* Required action *
The records below are to be reproduced word for word.

* Data supplied *
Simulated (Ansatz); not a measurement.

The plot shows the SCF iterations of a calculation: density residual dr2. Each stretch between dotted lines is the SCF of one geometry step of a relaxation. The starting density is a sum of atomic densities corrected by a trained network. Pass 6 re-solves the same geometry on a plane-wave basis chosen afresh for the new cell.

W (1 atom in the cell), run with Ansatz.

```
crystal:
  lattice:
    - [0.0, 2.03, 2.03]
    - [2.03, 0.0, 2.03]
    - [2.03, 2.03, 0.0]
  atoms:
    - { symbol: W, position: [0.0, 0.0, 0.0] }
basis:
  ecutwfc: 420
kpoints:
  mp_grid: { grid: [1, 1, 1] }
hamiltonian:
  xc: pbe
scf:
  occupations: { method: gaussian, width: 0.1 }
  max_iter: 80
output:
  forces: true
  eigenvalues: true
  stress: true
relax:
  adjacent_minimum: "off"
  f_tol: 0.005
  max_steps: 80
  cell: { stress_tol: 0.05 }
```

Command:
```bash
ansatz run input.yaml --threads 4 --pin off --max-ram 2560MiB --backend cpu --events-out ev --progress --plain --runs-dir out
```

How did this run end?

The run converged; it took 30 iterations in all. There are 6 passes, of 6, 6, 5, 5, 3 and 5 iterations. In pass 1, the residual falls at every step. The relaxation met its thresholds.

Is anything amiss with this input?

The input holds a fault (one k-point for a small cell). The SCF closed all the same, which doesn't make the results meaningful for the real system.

* Result *
Simulated (Ansatz); not a measurement.

The plot shows the SCF iterations of a calculation: density residual dr2. Each stretch between dotted lines is the SCF of one geometry step of a relaxation. The starting density is a sum of atomic densities corrected by a trained network. Pass 6 re-solves the same geometry on a plane-wave basis chosen afresh for the new cell.

W (1 atom in the cell), run with Ansatz.

```
crystal:
  lattice:
    - [0.0, 2.03, 2.03]
    - [2.03, 0.0, 2.03]
    - [2.03, 2.03, 0.0]
  atoms:
    - { symbol: W, position: [0.0, 0.0, 0.0] }
basis:
  ecutwfc: 420
kpoints:
  mp_grid: { grid: [1, 1, 1] }
hamiltonian:
  xc: pbe
scf:
  occupations: { method: gaussian, width: 0.1 }
  max_iter: 80
output:
  forces: true
  eigenvalues: true
  stress: true
relax:
  adjacent_minimum: "off"
  f_tol: 0.005
  max_steps: 80
  cell: { stress_tol: 0.05 }
```

Command:
```bash
ansatz run input.yaml --threads 4 --pin off --max-ram 2560MiB --backend cpu --events-out ev --progress --plain --runs-dir out
```

How did this run end?

The run converged; it took 30 iterations in all. There are 6 passes, of 6, 6, 5, 5, 3 and 5 iterations. In pass 1, the residual falls at every step. The relaxation met its thresholds.

Is anything amiss with this input?

The input holds a fault (one k-point for a small cell). The SCF closed all the same, which doesn't make the results meaningful for the real system.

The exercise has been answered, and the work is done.